→ Assigned task
Take the data below. Output it exactly from its first line through the line containing "288.7 J/(mol K) |".

→ Listed entries
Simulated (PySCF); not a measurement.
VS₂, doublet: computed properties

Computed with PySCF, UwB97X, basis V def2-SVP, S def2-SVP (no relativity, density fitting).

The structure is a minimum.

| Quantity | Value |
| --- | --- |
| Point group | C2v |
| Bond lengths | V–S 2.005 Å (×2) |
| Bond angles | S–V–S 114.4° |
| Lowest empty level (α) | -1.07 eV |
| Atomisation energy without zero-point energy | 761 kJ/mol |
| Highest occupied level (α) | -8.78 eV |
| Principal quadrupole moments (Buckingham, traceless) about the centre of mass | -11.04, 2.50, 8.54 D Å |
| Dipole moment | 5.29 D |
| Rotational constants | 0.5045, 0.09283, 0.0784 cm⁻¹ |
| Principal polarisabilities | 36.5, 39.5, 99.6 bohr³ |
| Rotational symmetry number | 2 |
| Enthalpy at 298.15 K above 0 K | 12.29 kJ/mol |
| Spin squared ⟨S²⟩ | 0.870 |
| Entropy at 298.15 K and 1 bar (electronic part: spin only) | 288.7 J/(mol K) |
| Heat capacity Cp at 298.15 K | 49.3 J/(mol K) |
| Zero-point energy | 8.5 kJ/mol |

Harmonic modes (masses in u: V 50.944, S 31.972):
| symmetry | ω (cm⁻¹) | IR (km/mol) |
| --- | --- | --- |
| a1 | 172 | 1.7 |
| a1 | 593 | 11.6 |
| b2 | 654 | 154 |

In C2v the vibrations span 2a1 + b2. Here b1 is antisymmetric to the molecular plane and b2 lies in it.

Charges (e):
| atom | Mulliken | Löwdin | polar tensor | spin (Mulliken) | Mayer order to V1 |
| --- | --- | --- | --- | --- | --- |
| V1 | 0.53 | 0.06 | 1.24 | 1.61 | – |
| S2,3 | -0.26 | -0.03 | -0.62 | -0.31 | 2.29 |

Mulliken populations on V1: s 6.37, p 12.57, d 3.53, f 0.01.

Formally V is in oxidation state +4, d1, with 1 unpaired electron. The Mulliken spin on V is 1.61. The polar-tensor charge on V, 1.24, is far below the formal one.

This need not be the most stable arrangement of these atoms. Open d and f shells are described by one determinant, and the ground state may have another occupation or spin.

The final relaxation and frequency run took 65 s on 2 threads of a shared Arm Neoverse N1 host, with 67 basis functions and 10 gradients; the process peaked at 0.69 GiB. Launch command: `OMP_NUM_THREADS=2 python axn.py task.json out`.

→ Worked solution
Simulated (PySCF); not a measurement.
VS₂, doublet: computed properties

Computed with PySCF, UwB97X, basis V def2-SVP, S def2-SVP (no relativity, density fitting).

The structure is a minimum.

| Quantity | Value |
| --- | --- |
| Point group | C2v |
| Bond lengths | V–S 2.005 Å (×2) |
| Bond angles | S–V–S 114.4° |
| Lowest empty level (α) | -1.07 eV |
| Atomisation energy without zero-point energy | 761 kJ/mol |
| Highest occupied level (α) | -8.78 eV |
| Principal quadrupole moments (Buckingham, traceless) about the centre of mass | -11.04, 2.50, 8.54 D Å |
| Dipole moment | 5.29 D |
| Rotational constants | 0.5045, 0.09283, 0.0784 cm⁻¹ |
| Principal polarisabilities | 36.5, 39.5, 99.6 bohr³ |
| Rotational symmetry number | 2 |
| Enthalpy at 298.15 K above 0 K | 12.29 kJ/mol |
| Spin squared ⟨S²⟩ | 0.870 |
| Entropy at 298.15 K and 1 bar (electronic part: spin only) | 288.7 J/(mol K) |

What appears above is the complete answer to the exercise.